[BRIEF]: Output every line of the material exactly.

Start of INPUT DATA
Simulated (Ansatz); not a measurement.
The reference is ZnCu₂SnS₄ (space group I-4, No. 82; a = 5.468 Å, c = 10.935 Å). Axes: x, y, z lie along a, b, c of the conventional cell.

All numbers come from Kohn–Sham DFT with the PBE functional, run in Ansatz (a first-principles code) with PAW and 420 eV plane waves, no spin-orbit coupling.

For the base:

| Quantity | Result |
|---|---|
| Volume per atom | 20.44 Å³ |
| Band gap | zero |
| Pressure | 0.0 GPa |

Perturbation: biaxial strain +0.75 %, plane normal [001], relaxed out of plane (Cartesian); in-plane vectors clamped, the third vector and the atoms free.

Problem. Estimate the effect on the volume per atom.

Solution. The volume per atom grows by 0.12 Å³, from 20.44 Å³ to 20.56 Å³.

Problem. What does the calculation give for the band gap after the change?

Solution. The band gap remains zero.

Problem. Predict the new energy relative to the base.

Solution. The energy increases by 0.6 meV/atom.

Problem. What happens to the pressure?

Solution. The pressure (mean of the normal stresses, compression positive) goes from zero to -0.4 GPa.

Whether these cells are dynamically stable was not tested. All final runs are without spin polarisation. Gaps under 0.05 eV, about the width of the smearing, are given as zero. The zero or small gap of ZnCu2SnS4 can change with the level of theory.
End of INPUT DATA

[WRITTEN ANSWER]:
Simulated (Ansatz); not a measurement.
The reference is ZnCu₂SnS₄ (space group I-4, No. 82; a = 5.468 Å, c = 10.935 Å). Axes: x, y, z lie along a, b, c of the conventional cell.

All numbers come from Kohn–Sham DFT with the PBE functional, run in Ansatz (a first-principles code) with PAW and 420 eV plane waves, no spin-orbit coupling.

For the base:

| Quantity | Result |
|---|---|
| Volume per atom | 20.44 Å³ |
| Band gap | zero |
| Pressure | 0.0 GPa |

Perturbation: biaxial strain +0.75 %, plane normal [001], relaxed out of plane (Cartesian); in-plane vectors clamped, the third vector and the atoms free.

Problem. Estimate the effect on the volume per atom.

Solution. The volume per atom grows by 0.12 Å³, from 20.44 Å³ to 20.56 Å³.

Problem. What does the calculation give for the band gap after the change?

Solution. The band gap remains zero.

Problem. Predict the new energy relative to the base.

Solution. The energy increases by 0.6 meV/atom.

Problem. What happens to the pressure?

Solution. The pressure (mean of the normal stresses, compression positive) goes from zero to -0.4 GPa.

Whether these cells are dynamically stable was not tested. All final runs are without spin polarisation. Gaps under 0.05 eV, about the width of the smearing, are given as zero. The zero or small gap of ZnCu2SnS4 can change with the level of theory.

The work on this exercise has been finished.